## Data extracts
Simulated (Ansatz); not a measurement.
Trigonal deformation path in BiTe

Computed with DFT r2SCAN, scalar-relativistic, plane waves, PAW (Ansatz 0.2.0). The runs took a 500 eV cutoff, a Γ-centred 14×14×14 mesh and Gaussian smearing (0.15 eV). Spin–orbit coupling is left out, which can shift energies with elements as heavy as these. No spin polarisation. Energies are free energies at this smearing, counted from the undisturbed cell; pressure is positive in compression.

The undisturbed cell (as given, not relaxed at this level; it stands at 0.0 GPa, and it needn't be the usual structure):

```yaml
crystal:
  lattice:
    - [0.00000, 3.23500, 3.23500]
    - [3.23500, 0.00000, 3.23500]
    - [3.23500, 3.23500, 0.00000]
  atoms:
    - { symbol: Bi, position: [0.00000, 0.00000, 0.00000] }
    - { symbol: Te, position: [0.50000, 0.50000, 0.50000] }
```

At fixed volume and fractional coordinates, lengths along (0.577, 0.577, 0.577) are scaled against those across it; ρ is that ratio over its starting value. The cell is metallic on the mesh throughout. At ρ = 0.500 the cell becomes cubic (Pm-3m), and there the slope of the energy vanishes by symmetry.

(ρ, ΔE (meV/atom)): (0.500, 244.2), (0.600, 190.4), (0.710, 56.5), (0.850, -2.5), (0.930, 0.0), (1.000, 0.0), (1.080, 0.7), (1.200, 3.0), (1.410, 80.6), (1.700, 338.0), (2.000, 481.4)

## Work item
Quote every line of the records above, from the first down to the one holding "At fixed volume", exactly as written.

## Written response
Simulated (Ansatz); not a measurement.
Trigonal deformation path in BiTe

Computed with DFT r2SCAN, scalar-relativistic, plane waves, PAW (Ansatz 0.2.0). The runs took a 500 eV cutoff, a Γ-centred 14×14×14 mesh and Gaussian smearing (0.15 eV). Spin–orbit coupling is left out, which can shift energies with elements as heavy as these. No spin polarisation. Energies are free energies at this smearing, counted from the undisturbed cell; pressure is positive in compression.

The undisturbed cell (as given, not relaxed at this level; it stands at 0.0 GPa, and it needn't be the usual structure):

```yaml
crystal:
  lattice:
    - [0.00000, 3.23500, 3.23500]
    - [3.23500, 0.00000, 3.23500]
    - [3.23500, 3.23500, 0.00000]
  atoms:
    - { symbol: Bi, position: [0.00000, 0.00000, 0.00000] }
    - { symbol: Te, position: [0.50000, 0.50000, 0.50000] }
```

At fixed volume and fractional coordinates, lengths along (0.577, 0.577, 0.577) are scaled against those across it; ρ is that ratio over its starting value. The cell is metallic on the mesh throughout. At ρ = 0.500 the cell becomes cubic (Pm-3m), and there the slope of the energy vanishes by symmetry.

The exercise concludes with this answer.